- AVAILABLE DATA
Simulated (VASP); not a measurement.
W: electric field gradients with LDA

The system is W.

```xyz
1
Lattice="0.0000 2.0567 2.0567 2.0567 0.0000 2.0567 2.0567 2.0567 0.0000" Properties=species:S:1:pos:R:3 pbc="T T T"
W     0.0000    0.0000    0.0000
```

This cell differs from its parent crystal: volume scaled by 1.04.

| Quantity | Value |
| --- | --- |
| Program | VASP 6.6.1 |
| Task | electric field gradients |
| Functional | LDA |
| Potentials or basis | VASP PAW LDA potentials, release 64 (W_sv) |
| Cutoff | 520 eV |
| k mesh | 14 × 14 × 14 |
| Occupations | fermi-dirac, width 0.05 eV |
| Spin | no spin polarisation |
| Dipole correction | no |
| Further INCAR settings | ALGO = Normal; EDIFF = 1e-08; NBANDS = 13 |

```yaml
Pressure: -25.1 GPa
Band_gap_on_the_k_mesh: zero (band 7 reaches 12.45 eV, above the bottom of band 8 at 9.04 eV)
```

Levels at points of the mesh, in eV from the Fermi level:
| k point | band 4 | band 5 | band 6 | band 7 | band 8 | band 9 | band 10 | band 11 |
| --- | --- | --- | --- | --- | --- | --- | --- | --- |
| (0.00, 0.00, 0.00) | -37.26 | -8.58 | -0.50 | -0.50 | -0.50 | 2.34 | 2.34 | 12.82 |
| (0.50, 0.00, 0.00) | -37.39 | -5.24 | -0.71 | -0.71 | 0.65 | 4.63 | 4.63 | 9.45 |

- ASSIGNED TASK
The line containing "field gradients |" marks the end. Please print exactly every line from the top of the data to it, both included, and nothing more.

- RESPONSE BOX
Simulated (VASP); not a measurement.
W: electric field gradients with LDA

The system is W.

```xyz
1
Lattice="0.0000 2.0567 2.0567 2.0567 0.0000 2.0567 2.0567 2.0567 0.0000" Properties=species:S:1:pos:R:3 pbc="T T T"
W     0.0000    0.0000    0.0000
```

This cell differs from its parent crystal: volume scaled by 1.04.

| Quantity | Value |
| --- | --- |
| Program | VASP 6.6.1 |
| Task | electric field gradients |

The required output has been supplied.